[Opening Dataset entries section]

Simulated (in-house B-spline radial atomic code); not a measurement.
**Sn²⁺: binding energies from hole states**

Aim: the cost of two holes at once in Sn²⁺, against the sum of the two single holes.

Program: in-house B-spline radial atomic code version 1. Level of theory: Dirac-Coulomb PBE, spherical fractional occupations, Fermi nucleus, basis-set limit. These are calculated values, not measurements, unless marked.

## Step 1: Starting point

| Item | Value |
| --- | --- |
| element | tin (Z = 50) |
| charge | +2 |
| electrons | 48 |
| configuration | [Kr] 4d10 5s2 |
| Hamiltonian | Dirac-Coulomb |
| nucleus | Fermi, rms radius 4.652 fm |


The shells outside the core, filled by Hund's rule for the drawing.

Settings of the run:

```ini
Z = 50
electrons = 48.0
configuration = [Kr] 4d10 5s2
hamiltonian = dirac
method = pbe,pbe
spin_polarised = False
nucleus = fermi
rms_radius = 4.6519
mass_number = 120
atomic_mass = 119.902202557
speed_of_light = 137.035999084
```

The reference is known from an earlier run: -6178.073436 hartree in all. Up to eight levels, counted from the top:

[Closing Dataset entries section]

Work instruction:
In the entries above, one line contains "Program: in-house B-spline" and another contains "radius 4.652 fm |". Reproduce exactly those two lines and the lines between them, nothing else.

Answer space:
Program: in-house B-spline radial atomic code version 1. Level of theory: Dirac-Coulomb PBE, spherical fractional occupations, Fermi nucleus, basis-set limit. These are calculated values, not measurements, unless marked.

## Step 1: Starting point

| Item | Value |
| --- | --- |
| element | tin (Z = 50) |
| charge | +2 |
| electrons | 48 |
| configuration | [Kr] 4d10 5s2 |
| Hamiltonian | Dirac-Coulomb |
| nucleus | Fermi, rms radius 4.652 fm |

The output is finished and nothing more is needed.